* _PROVIDED RECORDS_
•••••
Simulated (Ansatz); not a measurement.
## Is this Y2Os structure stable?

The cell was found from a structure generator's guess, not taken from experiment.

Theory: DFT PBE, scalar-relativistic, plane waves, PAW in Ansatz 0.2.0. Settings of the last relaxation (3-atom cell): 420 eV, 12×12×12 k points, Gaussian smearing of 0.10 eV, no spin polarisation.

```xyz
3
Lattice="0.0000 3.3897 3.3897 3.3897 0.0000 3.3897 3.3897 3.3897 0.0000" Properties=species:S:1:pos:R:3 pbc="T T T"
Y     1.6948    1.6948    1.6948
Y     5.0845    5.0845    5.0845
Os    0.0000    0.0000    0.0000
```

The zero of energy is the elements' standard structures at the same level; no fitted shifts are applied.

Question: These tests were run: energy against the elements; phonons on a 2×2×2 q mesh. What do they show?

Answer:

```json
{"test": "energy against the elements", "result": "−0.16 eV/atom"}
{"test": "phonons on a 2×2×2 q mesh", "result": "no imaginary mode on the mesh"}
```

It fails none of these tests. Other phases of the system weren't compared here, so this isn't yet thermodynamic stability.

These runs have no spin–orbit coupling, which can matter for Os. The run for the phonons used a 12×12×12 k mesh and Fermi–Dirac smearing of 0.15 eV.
•••••

What is needed is an exact copy of the entries from their first line down to the line with "It fails none", that line included, and nothing beyond it.

Simulated (Ansatz); not a measurement.
## Is this Y2Os structure stable?

The cell was found from a structure generator's guess, not taken from experiment.

Theory: DFT PBE, scalar-relativistic, plane waves, PAW in Ansatz 0.2.0. Settings of the last relaxation (3-atom cell): 420 eV, 12×12×12 k points, Gaussian smearing of 0.10 eV, no spin polarisation.

```xyz
3
Lattice="0.0000 3.3897 3.3897 3.3897 0.0000 3.3897 3.3897 3.3897 0.0000" Properties=species:S:1:pos:R:3 pbc="T T T"
Y     1.6948    1.6948    1.6948
Y     5.0845    5.0845    5.0845
Os    0.0000    0.0000    0.0000
```

The zero of energy is the elements' standard structures at the same level; no fitted shifts are applied.

Question: These tests were run: energy against the elements; phonons on a 2×2×2 q mesh. What do they show?

Answer:

```json
{"test": "energy against the elements", "result": "−0.16 eV/atom"}
{"test": "phonons on a 2×2×2 q mesh", "result": "no imaginary mode on the mesh"}
```

It fails none of these tests. Other phases of the system weren't compared here, so this isn't yet thermodynamic stability.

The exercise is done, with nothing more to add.